◆ Requirement:
Write out each record a second time, exactly.

◆ Exercise data:
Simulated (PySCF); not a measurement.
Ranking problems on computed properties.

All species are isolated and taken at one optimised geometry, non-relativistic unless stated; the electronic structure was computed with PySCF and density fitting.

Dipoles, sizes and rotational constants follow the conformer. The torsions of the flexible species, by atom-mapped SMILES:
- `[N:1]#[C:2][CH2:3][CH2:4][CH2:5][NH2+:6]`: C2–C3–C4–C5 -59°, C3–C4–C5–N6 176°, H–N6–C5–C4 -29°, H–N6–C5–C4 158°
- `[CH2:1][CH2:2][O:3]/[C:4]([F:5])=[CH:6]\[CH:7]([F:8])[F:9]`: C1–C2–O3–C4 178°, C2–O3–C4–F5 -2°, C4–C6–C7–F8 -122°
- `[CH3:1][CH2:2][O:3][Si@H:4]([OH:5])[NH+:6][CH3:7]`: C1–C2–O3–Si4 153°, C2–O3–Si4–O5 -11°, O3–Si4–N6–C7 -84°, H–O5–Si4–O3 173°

◆ Expected answer:
Simulated (PySCF); not a measurement.
Ranking problems on computed properties.

All species are isolated and taken at one optimised geometry, non-relativistic unless stated; the electronic structure was computed with PySCF and density fitting.

Dipoles, sizes and rotational constants follow the conformer. The torsions of the flexible species, by atom-mapped SMILES:
- `[N:1]#[C:2][CH2:3][CH2:4][CH2:5][NH2+:6]`: C2–C3–C4–C5 -59°, C3–C4–C5–N6 176°, H–N6–C5–C4 -29°, H–N6–C5–C4 158°
- `[CH2:1][CH2:2][O:3]/[C:4]([F:5])=[CH:6]\[CH:7]([F:8])[F:9]`: C1–C2–O3–C4 178°, C2–O3–C4–F5 -2°, C4–C6–C7–F8 -122°
- `[CH3:1][CH2:2][O:3][Si@H:4]([OH:5])[NH+:6][CH3:7]`: C1–C2–O3–Si4 153°, C2–O3–Si4–O5 -11°, O3–Si4–N6–C7 -84°, H–O5–Si4–O3 173°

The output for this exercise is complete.